Exercise: Copy exactly, please, the lines of the data from its start through the line containing "The sulfur ion".

Given information:
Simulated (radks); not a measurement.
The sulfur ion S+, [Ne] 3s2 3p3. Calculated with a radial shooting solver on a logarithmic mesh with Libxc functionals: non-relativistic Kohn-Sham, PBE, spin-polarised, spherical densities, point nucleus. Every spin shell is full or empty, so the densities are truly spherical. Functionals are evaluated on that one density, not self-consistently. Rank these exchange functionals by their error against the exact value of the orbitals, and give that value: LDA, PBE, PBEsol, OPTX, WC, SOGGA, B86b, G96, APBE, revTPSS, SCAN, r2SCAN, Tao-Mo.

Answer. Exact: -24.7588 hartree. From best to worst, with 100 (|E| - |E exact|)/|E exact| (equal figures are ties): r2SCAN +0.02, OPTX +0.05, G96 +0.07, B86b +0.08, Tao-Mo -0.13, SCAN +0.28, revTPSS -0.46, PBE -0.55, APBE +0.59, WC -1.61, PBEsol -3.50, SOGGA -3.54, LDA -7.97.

Answer space:
Simulated (radks); not a measurement.
The sulfur ion S+, [Ne] 3s2 3p3. Calculated with a radial shooting solver on a logarithmic mesh with Libxc functionals: non-relativistic Kohn-Sham, PBE, spin-polarised, spherical densities, point nucleus. Every spin shell is full or empty, so the densities are truly spherical. Functionals are evaluated on that one density, not self-consistently. Rank these exchange functionals by their error against the exact value of the orbitals, and give that value: LDA, PBE, PBEsol, OPTX, WC, SOGGA, B86b, G96, APBE, revTPSS, SCAN, r2SCAN, Tao-Mo.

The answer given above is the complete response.